BRIEF
Of the entries below, return only those lines from the line with "correction | no |" to the line with "It took 6.4", exactly, both included.

═════ RECORDS SHOWN

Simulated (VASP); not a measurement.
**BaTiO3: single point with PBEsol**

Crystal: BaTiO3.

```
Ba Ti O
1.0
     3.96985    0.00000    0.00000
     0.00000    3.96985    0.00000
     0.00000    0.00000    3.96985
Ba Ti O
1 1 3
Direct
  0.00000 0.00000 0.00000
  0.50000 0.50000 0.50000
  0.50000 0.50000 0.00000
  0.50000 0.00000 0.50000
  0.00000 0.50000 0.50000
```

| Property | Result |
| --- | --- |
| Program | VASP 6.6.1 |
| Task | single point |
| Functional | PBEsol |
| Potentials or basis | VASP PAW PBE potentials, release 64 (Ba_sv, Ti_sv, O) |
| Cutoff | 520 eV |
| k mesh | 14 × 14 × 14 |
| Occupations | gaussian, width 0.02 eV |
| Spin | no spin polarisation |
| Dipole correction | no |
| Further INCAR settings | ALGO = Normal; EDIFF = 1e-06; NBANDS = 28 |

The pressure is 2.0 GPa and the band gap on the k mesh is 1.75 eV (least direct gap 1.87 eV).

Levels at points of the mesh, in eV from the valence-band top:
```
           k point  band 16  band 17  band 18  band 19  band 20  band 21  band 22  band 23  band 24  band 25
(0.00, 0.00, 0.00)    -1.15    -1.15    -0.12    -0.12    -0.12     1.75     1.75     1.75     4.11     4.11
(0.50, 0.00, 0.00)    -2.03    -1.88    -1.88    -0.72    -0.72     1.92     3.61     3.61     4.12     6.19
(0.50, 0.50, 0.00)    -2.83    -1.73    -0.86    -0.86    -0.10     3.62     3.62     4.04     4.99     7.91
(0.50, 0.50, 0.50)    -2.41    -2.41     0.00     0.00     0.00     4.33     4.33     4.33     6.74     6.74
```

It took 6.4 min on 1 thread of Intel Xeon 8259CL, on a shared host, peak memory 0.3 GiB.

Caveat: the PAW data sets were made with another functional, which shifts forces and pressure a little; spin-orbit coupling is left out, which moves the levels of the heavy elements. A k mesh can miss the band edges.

══════════

ANSWER BOX
| Dipole correction | no |
| Further INCAR settings | ALGO = Normal; EDIFF = 1e-06; NBANDS = 28 |

The pressure is 2.0 GPa and the band gap on the k mesh is 1.75 eV (least direct gap 1.87 eV).

Levels at points of the mesh, in eV from the valence-band top:
```
           k point  band 16  band 17  band 18  band 19  band 20  band 21  band 22  band 23  band 24  band 25
(0.00, 0.00, 0.00)    -1.15    -1.15    -0.12    -0.12    -0.12     1.75     1.75     1.75     4.11     4.11
(0.50, 0.00, 0.00)    -2.03    -1.88    -1.88    -0.72    -0.72     1.92     3.61     3.61     4.12     6.19
(0.50, 0.50, 0.00)    -2.83    -1.73    -0.86    -0.86    -0.10     3.62     3.62     4.04     4.99     7.91
(0.50, 0.50, 0.50)    -2.41    -2.41     0.00     0.00     0.00     4.33     4.33     4.33     6.74     6.74
```

It took 6.4 min on 1 thread of Intel Xeon 8259CL, on a shared host, peak memory 0.3 GiB.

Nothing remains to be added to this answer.